+---+

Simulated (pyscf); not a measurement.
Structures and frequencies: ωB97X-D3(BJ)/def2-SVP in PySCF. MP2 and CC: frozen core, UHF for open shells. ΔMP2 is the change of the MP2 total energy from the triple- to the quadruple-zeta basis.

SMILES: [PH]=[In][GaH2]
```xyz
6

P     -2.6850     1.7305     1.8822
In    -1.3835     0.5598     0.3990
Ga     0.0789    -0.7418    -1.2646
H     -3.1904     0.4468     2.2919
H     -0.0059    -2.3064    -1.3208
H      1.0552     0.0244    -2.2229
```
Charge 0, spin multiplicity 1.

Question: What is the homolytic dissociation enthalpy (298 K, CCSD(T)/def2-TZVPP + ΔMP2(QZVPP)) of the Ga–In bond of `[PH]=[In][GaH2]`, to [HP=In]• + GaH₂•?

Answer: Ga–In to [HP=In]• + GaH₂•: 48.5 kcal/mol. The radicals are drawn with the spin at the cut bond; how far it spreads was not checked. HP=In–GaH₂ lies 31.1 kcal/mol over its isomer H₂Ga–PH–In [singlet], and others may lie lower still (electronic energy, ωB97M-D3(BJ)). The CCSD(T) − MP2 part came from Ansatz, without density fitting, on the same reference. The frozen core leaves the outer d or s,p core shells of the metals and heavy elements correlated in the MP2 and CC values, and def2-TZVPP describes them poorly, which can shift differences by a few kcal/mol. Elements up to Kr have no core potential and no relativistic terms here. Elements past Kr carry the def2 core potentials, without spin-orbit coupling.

+---+

__Work task__:
Give back the whole listing exactly as it reads.

__Exercise output__:
Simulated (pyscf); not a measurement.
Structures and frequencies: ωB97X-D3(BJ)/def2-SVP in PySCF. MP2 and CC: frozen core, UHF for open shells. ΔMP2 is the change of the MP2 total energy from the triple- to the quadruple-zeta basis.

SMILES: [PH]=[In][GaH2]
```xyz
6

P     -2.6850     1.7305     1.8822
In    -1.3835     0.5598     0.3990
Ga     0.0789    -0.7418    -1.2646
H     -3.1904     0.4468     2.2919
H     -0.0059    -2.3064    -1.3208
H      1.0552     0.0244    -2.2229
```
Charge 0, spin multiplicity 1.

Question: What is the homolytic dissociation enthalpy (298 K, CCSD(T)/def2-TZVPP + ΔMP2(QZVPP)) of the Ga–In bond of `[PH]=[In][GaH2]`, to [HP=In]• + GaH₂•?

Answer: Ga–In to [HP=In]• + GaH₂•: 48.5 kcal/mol. The radicals are drawn with the spin at the cut bond; how far it spreads was not checked. HP=In–GaH₂ lies 31.1 kcal/mol over its isomer H₂Ga–PH–In [singlet], and others may lie lower still (electronic energy, ωB97M-D3(BJ)). The CCSD(T) − MP2 part came from Ansatz, without density fitting, on the same reference. The frozen core leaves the outer d or s,p core shells of the metals and heavy elements correlated in the MP2 and CC values, and def2-TZVPP describes them poorly, which can shift differences by a few kcal/mol. Elements up to Kr have no core potential and no relativistic terms here. Elements past Kr carry the def2 core potentials, without spin-orbit coupling.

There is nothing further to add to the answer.